__Data under study__.
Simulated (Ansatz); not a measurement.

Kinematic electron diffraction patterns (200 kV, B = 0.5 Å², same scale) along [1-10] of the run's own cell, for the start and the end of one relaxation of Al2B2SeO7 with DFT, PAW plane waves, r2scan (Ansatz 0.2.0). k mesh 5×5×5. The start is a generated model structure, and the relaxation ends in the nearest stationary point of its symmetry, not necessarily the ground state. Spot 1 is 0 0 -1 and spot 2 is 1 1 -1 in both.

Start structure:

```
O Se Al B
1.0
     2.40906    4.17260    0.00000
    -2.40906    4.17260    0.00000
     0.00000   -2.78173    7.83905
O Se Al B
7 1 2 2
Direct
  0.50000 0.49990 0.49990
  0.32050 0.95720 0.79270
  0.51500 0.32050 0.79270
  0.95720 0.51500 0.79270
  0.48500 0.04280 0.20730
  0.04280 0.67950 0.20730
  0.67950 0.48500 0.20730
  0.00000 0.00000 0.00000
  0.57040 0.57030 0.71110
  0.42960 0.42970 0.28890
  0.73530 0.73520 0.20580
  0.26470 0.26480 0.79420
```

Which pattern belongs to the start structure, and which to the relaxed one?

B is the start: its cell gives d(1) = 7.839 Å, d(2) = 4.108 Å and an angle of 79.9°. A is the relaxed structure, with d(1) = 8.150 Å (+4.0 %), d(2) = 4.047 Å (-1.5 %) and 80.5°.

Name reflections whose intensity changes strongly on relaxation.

__Action item__.
Each line in the listing is to be returned exactly.

__Exercise solution__.
Simulated (Ansatz); not a measurement.

Kinematic electron diffraction patterns (200 kV, B = 0.5 Å², same scale) along [1-10] of the run's own cell, for the start and the end of one relaxation of Al2B2SeO7 with DFT, PAW plane waves, r2scan (Ansatz 0.2.0). k mesh 5×5×5. The start is a generated model structure, and the relaxation ends in the nearest stationary point of its symmetry, not necessarily the ground state. Spot 1 is 0 0 -1 and spot 2 is 1 1 -1 in both.

Start structure:

```
O Se Al B
1.0
     2.40906    4.17260    0.00000
    -2.40906    4.17260    0.00000
     0.00000   -2.78173    7.83905
O Se Al B
7 1 2 2
Direct
  0.50000 0.49990 0.49990
  0.32050 0.95720 0.79270
  0.51500 0.32050 0.79270
  0.95720 0.51500 0.79270
  0.48500 0.04280 0.20730
  0.04280 0.67950 0.20730
  0.67950 0.48500 0.20730
  0.00000 0.00000 0.00000
  0.57040 0.57030 0.71110
  0.42960 0.42970 0.28890
  0.73530 0.73520 0.20580
  0.26470 0.26480 0.79420
```

Which pattern belongs to the start structure, and which to the relaxed one?

B is the start: its cell gives d(1) = 7.839 Å, d(2) = 4.108 Å and an angle of 79.9°. A is the relaxed structure, with d(1) = 8.150 Å (+4.0 %), d(2) = 4.047 Å (-1.5 %) and 80.5°.

Name reflections whose intensity changes strongly on relaxation.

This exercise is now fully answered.